◆ **Raw data**
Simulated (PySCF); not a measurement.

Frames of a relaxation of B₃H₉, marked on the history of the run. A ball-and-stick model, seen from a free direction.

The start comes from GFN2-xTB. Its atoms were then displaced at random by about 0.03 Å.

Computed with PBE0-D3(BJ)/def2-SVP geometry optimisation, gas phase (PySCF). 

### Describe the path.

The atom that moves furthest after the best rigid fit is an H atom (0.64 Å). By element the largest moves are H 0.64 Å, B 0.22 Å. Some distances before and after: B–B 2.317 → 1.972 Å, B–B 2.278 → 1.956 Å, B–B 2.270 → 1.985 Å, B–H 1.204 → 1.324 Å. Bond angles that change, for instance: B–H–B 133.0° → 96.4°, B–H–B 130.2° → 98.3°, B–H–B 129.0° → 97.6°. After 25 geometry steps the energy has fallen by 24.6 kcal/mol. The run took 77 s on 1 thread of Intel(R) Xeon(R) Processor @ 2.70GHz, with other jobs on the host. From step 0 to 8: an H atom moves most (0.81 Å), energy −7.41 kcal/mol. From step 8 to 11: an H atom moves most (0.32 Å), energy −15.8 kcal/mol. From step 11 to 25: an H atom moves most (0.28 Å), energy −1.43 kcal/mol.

◆ **Assignment**
For this exercise, please output exactly the lines above starting at the line with "The start comes" and ending at the line with "### Describe the path.", ends included.

◆ **Written answer**
The start comes from GFN2-xTB. Its atoms were then displaced at random by about 0.03 Å.

Computed with PBE0-D3(BJ)/def2-SVP geometry optimisation, gas phase (PySCF). 

### Describe the path.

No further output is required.